Work order:
Retype the entries below word for word, leaving none out.

____ Given entries

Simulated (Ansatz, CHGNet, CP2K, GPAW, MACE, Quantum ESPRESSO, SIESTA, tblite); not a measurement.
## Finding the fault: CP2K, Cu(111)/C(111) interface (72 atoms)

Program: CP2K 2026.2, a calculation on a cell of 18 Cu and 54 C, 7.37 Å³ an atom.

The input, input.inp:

________

Result:
Simulated (Ansatz, CHGNet, CP2K, GPAW, MACE, Quantum ESPRESSO, SIESTA, tblite); not a measurement.
## Finding the fault: CP2K, Cu(111)/C(111) interface (72 atoms)

Program: CP2K 2026.2, a calculation on a cell of 18 Cu and 54 C, 7.37 Å³ an atom.

The input, input.inp:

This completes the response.